REQUIREMENT -
Set down each line of the listing below exactly as it is written.

[[ INFORMATION, beginning ]]

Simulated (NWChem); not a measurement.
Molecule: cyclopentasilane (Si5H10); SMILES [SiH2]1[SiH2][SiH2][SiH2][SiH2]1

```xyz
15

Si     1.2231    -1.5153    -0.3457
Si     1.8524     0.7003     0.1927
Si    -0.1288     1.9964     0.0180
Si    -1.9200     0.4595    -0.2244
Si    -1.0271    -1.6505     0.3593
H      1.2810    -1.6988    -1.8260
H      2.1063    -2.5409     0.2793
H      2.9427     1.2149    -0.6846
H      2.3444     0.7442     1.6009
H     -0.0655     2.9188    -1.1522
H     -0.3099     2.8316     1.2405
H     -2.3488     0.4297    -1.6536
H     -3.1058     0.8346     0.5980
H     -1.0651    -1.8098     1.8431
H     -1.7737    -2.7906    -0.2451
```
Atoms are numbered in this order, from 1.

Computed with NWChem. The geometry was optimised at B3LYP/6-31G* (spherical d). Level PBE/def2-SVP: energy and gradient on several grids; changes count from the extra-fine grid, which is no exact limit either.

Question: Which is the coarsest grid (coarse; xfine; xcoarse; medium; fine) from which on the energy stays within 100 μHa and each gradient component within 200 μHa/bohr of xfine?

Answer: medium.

[[ INFORMATION, end ]]

ANSWER AREA -
Simulated (NWChem); not a measurement.
Molecule: cyclopentasilane (Si5H10); SMILES [SiH2]1[SiH2][SiH2][SiH2][SiH2]1

```xyz
15

Si     1.2231    -1.5153    -0.3457
Si     1.8524     0.7003     0.1927
Si    -0.1288     1.9964     0.0180
Si    -1.9200     0.4595    -0.2244
Si    -1.0271    -1.6505     0.3593
H      1.2810    -1.6988    -1.8260
H      2.1063    -2.5409     0.2793
H      2.9427     1.2149    -0.6846
H      2.3444     0.7442     1.6009
H     -0.0655     2.9188    -1.1522
H     -0.3099     2.8316     1.2405
H     -2.3488     0.4297    -1.6536
H     -3.1058     0.8346     0.5980
H     -1.0651    -1.8098     1.8431
H     -1.7737    -2.7906    -0.2451
```
Atoms are numbered in this order, from 1.

Computed with NWChem. The geometry was optimised at B3LYP/6-31G* (spherical d). Level PBE/def2-SVP: energy and gradient on several grids; changes count from the extra-fine grid, which is no exact limit either.

Question: Which is the coarsest grid (coarse; xfine; xcoarse; medium; fine) from which on the energy stays within 100 μHa and each gradient component within 200 μHa/bohr of xfine?

Answer: medium.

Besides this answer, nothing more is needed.